The data
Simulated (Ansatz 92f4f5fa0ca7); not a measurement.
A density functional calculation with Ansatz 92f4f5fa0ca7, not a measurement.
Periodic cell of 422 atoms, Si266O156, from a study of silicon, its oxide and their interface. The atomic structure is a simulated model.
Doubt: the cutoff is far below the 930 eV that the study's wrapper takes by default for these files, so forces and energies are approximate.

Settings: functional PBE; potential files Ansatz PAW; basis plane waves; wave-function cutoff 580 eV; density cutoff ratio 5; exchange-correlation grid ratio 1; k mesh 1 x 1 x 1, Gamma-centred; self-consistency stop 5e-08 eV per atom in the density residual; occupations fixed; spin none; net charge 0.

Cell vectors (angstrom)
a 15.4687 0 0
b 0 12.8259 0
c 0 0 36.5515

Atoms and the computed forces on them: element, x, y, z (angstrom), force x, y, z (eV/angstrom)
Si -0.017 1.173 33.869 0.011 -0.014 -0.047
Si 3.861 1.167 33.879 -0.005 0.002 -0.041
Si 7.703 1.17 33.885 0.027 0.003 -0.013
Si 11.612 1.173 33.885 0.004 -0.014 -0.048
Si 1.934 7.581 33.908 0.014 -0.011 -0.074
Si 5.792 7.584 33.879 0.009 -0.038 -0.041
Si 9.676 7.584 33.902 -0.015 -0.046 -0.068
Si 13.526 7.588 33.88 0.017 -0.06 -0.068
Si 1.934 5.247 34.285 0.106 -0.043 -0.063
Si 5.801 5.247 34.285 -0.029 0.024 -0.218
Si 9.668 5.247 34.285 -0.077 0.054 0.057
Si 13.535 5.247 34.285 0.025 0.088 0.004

Work item
With nothing left out, copy every record exactly.

Task solution
Simulated (Ansatz 92f4f5fa0ca7); not a measurement.
A density functional calculation with Ansatz 92f4f5fa0ca7, not a measurement.
Periodic cell of 422 atoms, Si266O156, from a study of silicon, its oxide and their interface. The atomic structure is a simulated model.
Doubt: the cutoff is far below the 930 eV that the study's wrapper takes by default for these files, so forces and energies are approximate.

Settings: functional PBE; potential files Ansatz PAW; basis plane waves; wave-function cutoff 580 eV; density cutoff ratio 5; exchange-correlation grid ratio 1; k mesh 1 x 1 x 1, Gamma-centred; self-consistency stop 5e-08 eV per atom in the density residual; occupations fixed; spin none; net charge 0.

Cell vectors (angstrom)
a 15.4687 0 0
b 0 12.8259 0
c 0 0 36.5515

Atoms and the computed forces on them: element, x, y, z (angstrom), force x, y, z (eV/angstrom)
Si -0.017 1.173 33.869 0.011 -0.014 -0.047
Si 3.861 1.167 33.879 -0.005 0.002 -0.041
Si 7.703 1.17 33.885 0.027 0.003 -0.013
Si 11.612 1.173 33.885 0.004 -0.014 -0.048
Si 1.934 7.581 33.908 0.014 -0.011 -0.074
Si 5.792 7.584 33.879 0.009 -0.038 -0.041
Si 9.676 7.584 33.902 -0.015 -0.046 -0.068
Si 13.526 7.588 33.88 0.017 -0.06 -0.068
Si 1.934 5.247 34.285 0.106 -0.043 -0.063
Si 5.801 5.247 34.285 -0.029 0.024 -0.218
Si 9.668 5.247 34.285 -0.077 0.054 0.057
Si 13.535 5.247 34.285 0.025 0.088 0.004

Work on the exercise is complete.